TASK ITEM:
From the entries below, reproduce exactly the line containing "What a changed", the line containing "Potential: PAW, ld1.x", and every line in between, with nothing added.

GIVEN INFORMATION:
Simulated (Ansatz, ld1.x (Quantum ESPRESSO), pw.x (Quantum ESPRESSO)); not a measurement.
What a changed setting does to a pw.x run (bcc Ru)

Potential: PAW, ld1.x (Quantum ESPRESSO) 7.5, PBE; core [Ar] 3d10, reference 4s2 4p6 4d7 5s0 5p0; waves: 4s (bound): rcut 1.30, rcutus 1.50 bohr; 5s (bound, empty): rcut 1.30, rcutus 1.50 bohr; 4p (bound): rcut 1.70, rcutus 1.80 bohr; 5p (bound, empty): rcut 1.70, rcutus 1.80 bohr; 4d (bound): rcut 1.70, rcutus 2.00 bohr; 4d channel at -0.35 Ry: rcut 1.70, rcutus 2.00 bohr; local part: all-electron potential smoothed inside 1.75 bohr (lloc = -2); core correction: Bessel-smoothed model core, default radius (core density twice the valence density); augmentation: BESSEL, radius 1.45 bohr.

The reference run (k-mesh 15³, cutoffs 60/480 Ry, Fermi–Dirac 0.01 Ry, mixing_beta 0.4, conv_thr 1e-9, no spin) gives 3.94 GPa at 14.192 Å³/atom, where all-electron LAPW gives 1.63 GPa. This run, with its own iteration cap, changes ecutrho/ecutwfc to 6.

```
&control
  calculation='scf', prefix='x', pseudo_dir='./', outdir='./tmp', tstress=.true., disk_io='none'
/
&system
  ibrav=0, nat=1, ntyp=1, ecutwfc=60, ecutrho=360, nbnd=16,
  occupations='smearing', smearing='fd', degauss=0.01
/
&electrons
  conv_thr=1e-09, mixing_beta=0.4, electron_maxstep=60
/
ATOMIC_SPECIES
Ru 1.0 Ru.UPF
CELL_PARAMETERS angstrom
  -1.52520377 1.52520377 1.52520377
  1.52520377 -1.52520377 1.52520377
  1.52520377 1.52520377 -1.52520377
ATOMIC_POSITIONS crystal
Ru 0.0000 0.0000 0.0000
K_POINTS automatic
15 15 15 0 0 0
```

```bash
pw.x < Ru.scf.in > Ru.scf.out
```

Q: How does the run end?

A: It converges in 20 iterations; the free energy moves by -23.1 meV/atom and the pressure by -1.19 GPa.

ANSWER SECTION:
What a changed setting does to a pw.x run (bcc Ru)

Potential: PAW, ld1.x (Quantum ESPRESSO) 7.5, PBE; core [Ar] 3d10, reference 4s2 4p6 4d7 5s0 5p0; waves: 4s (bound): rcut 1.30, rcutus 1.50 bohr; 5s (bound, empty): rcut 1.30, rcutus 1.50 bohr; 4p (bound): rcut 1.70, rcutus 1.80 bohr; 5p (bound, empty): rcut 1.70, rcutus 1.80 bohr; 4d (bound): rcut 1.70, rcutus 2.00 bohr; 4d channel at -0.35 Ry: rcut 1.70, rcutus 2.00 bohr; local part: all-electron potential smoothed inside 1.75 bohr (lloc = -2); core correction: Bessel-smoothed model core, default radius (core density twice the valence density); augmentation: BESSEL, radius 1.45 bohr.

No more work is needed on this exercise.